__REQUIRED ACTION__. Retype the complete listing exactly as it appears.

__EXERCISE DATA__.

=-=-=-=-=

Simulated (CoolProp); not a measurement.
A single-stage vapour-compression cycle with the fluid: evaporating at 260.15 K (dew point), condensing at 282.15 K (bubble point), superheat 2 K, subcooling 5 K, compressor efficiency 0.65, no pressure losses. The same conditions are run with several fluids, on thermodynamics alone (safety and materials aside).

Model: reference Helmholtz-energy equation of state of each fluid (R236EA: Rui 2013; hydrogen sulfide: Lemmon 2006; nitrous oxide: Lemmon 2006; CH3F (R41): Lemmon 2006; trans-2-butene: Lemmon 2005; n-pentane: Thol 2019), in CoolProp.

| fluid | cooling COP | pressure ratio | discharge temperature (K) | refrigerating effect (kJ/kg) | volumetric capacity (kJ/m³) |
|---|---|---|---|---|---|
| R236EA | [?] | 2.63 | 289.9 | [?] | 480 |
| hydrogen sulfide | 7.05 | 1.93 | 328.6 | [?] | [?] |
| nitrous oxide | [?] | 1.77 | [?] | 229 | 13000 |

=-=-=-=-=

__EXERCISE RESPONSE__.
Simulated (CoolProp); not a measurement.
A single-stage vapour-compression cycle with the fluid: evaporating at 260.15 K (dew point), condensing at 282.15 K (bubble point), superheat 2 K, subcooling 5 K, compressor efficiency 0.65, no pressure losses. The same conditions are run with several fluids, on thermodynamics alone (safety and materials aside).

Model: reference Helmholtz-energy equation of state of each fluid (R236EA: Rui 2013; hydrogen sulfide: Lemmon 2006; nitrous oxide: Lemmon 2006; CH3F (R41): Lemmon 2006; trans-2-butene: Lemmon 2005; n-pentane: Thol 2019), in CoolProp.

| fluid | cooling COP | pressure ratio | discharge temperature (K) | refrigerating effect (kJ/kg) | volumetric capacity (kJ/m³) |
|---|---|---|---|---|---|
| R236EA | [?] | 2.63 | 289.9 | [?] | 480 |
| hydrogen sulfide | 7.05 | 1.93 | 328.6 | [?] | [?] |
| nitrous oxide | [?] | 1.77 | [?] | 229 | 13000 |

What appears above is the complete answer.